GIVEN INFORMATION »
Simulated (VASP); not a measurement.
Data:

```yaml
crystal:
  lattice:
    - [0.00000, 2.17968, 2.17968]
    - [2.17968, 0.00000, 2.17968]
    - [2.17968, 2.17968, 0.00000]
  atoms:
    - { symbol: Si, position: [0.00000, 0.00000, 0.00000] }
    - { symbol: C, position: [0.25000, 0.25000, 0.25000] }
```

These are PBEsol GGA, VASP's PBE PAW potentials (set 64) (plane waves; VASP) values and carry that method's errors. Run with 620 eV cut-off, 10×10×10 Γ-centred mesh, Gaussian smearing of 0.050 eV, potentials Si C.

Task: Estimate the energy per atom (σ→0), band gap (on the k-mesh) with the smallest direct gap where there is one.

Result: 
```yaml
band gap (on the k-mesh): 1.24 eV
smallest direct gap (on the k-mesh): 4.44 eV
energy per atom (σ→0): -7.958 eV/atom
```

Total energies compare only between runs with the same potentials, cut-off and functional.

REQUIRED ACTION » Write out all of the records above exactly as they appear.

TASK SOLUTION »
Simulated (VASP); not a measurement.
Data:

```yaml
crystal:
  lattice:
    - [0.00000, 2.17968, 2.17968]
    - [2.17968, 0.00000, 2.17968]
    - [2.17968, 2.17968, 0.00000]
  atoms:
    - { symbol: Si, position: [0.00000, 0.00000, 0.00000] }
    - { symbol: C, position: [0.25000, 0.25000, 0.25000] }
```

These are PBEsol GGA, VASP's PBE PAW potentials (set 64) (plane waves; VASP) values and carry that method's errors. Run with 620 eV cut-off, 10×10×10 Γ-centred mesh, Gaussian smearing of 0.050 eV, potentials Si C.

Task: Estimate the energy per atom (σ→0), band gap (on the k-mesh) with the smallest direct gap where there is one.

Result: 
```yaml
band gap (on the k-mesh): 1.24 eV
smallest direct gap (on the k-mesh): 4.44 eV
energy per atom (σ→0): -7.958 eV/atom
```

Total energies compare only between runs with the same potentials, cut-off and functional.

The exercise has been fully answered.